→ WORK ITEM: Provide an exact reproduction of every entry.

──────── RECORDED INFORMATION ────────
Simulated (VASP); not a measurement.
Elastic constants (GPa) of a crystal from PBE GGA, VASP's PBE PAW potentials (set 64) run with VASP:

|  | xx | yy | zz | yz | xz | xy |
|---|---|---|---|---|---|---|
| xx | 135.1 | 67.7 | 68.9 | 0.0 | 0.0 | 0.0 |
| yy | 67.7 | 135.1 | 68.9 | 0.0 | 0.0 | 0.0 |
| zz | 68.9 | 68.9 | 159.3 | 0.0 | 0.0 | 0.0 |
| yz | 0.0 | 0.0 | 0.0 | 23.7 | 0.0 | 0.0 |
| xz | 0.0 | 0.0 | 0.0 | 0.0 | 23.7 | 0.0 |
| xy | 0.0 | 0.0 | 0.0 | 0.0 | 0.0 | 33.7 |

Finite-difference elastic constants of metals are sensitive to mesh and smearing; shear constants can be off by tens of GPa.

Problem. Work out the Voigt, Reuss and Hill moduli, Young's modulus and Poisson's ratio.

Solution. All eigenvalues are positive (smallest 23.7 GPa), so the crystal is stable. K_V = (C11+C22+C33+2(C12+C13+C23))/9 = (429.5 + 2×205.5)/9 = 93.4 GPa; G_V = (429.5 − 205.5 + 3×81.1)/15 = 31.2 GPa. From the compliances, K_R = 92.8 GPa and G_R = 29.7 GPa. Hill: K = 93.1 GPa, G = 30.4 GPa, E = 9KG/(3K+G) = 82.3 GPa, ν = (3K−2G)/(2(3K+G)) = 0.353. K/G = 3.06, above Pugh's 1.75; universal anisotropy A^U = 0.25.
────────

→ ANSWER BOX:
Simulated (VASP); not a measurement.
Elastic constants (GPa) of a crystal from PBE GGA, VASP's PBE PAW potentials (set 64) run with VASP:

|  | xx | yy | zz | yz | xz | xy |
|---|---|---|---|---|---|---|
| xx | 135.1 | 67.7 | 68.9 | 0.0 | 0.0 | 0.0 |
| yy | 67.7 | 135.1 | 68.9 | 0.0 | 0.0 | 0.0 |
| zz | 68.9 | 68.9 | 159.3 | 0.0 | 0.0 | 0.0 |
| yz | 0.0 | 0.0 | 0.0 | 23.7 | 0.0 | 0.0 |
| xz | 0.0 | 0.0 | 0.0 | 0.0 | 23.7 | 0.0 |
| xy | 0.0 | 0.0 | 0.0 | 0.0 | 0.0 | 33.7 |

Finite-difference elastic constants of metals are sensitive to mesh and smearing; shear constants can be off by tens of GPa.

Problem. Work out the Voigt, Reuss and Hill moduli, Young's modulus and Poisson's ratio.

Solution. All eigenvalues are positive (smallest 23.7 GPa), so the crystal is stable. K_V = (C11+C22+C33+2(C12+C13+C23))/9 = (429.5 + 2×205.5)/9 = 93.4 GPa; G_V = (429.5 − 205.5 + 3×81.1)/15 = 31.2 GPa. From the compliances, K_R = 92.8 GPa and G_R = 29.7 GPa. Hill: K = 93.1 GPa, G = 30.4 GPa, E = 9KG/(3K+G) = 82.3 GPa, ν = (3K−2G)/(2(3K+G)) = 0.353. K/G = 3.06, above Pugh's 1.75; universal anisotropy A^U = 0.25.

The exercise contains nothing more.